(DATASET CONTENT begins)

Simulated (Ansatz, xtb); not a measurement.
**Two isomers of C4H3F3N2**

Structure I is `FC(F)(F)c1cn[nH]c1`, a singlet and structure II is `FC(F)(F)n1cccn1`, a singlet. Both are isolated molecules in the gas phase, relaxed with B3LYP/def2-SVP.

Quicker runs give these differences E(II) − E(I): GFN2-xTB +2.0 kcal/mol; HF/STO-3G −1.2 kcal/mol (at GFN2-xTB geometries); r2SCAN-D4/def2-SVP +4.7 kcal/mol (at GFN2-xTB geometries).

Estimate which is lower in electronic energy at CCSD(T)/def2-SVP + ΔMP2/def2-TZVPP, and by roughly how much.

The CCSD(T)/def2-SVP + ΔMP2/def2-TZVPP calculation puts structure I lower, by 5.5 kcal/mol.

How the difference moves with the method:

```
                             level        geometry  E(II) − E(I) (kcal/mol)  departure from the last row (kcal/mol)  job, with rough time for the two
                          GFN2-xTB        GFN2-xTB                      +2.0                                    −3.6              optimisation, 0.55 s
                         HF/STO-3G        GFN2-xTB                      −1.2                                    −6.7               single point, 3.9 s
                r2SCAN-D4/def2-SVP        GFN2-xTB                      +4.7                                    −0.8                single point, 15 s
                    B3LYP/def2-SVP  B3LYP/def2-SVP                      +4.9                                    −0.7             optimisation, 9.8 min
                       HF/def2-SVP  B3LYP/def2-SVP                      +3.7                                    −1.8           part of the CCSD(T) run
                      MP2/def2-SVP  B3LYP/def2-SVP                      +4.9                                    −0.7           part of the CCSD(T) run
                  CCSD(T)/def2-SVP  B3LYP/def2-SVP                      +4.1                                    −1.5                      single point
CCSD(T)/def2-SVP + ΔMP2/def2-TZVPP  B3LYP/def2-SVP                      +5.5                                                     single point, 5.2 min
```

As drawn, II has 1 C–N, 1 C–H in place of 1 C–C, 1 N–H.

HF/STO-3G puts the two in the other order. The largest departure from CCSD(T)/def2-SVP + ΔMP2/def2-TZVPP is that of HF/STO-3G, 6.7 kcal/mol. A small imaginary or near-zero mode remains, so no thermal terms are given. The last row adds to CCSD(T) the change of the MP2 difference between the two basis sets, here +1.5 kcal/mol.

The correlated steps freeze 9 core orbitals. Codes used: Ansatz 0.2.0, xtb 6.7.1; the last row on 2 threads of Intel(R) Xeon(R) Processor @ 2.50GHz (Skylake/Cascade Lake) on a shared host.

(DATASET CONTENT ends)

**ASSIGNMENT**
Repeat exactly the lines of the listing from its first line through the line that holds "Structure I is". Nothing else should appear.

**EXERCISE ANSWER**
Simulated (Ansatz, xtb); not a measurement.
**Two isomers of C4H3F3N2**

Structure I is `FC(F)(F)c1cn[nH]c1`, a singlet and structure II is `FC(F)(F)n1cccn1`, a singlet. Both are isolated molecules in the gas phase, relaxed with B3LYP/def2-SVP.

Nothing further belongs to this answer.